■ **Activity**: For the listing that follows, give again exactly the lines from the one with "# C2H6FMgN: one species, many methods" to the one with "Method: functionals in", including both.

■ **Extracted records**:
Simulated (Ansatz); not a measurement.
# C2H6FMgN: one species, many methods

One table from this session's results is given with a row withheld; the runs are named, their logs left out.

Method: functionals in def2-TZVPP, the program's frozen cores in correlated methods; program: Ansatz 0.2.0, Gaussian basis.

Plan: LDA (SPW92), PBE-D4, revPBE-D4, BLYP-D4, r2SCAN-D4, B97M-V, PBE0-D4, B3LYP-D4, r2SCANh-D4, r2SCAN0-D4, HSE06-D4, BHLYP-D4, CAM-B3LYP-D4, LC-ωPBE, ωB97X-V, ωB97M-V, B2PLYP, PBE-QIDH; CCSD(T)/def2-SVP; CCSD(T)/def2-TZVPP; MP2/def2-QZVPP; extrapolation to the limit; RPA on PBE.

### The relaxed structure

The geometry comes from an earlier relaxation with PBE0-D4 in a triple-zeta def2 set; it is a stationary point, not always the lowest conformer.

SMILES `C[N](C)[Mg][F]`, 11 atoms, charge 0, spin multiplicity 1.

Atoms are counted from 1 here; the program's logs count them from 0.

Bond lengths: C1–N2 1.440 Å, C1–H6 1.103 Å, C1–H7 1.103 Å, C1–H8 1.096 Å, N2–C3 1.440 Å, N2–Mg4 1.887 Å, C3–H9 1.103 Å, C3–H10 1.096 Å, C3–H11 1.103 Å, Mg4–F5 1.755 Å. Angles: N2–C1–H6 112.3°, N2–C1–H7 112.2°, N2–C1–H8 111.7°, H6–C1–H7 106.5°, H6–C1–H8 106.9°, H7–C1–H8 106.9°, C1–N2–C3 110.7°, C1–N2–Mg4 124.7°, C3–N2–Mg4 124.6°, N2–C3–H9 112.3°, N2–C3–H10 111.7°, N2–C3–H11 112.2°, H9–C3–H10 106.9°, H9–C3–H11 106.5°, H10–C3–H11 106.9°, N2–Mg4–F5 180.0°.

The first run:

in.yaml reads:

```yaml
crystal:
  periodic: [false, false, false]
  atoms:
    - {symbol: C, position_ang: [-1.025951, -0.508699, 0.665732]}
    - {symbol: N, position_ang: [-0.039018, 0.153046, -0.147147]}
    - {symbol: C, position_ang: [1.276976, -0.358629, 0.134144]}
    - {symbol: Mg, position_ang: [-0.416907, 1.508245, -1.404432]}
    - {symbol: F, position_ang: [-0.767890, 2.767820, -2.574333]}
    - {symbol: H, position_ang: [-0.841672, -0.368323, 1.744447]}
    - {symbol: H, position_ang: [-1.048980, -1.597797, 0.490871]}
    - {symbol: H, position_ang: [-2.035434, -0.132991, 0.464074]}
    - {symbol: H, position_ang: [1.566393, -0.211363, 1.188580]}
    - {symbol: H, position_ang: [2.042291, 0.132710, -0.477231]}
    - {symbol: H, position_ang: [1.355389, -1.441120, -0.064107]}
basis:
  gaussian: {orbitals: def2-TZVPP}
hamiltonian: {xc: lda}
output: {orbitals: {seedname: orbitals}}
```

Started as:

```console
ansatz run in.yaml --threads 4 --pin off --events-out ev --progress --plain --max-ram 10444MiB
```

■ **Answer section**:
# C2H6FMgN: one species, many methods

One table from this session's results is given with a row withheld; the runs are named, their logs left out.

Method: functionals in def2-TZVPP, the program's frozen cores in correlated methods; program: Ansatz 0.2.0, Gaussian basis.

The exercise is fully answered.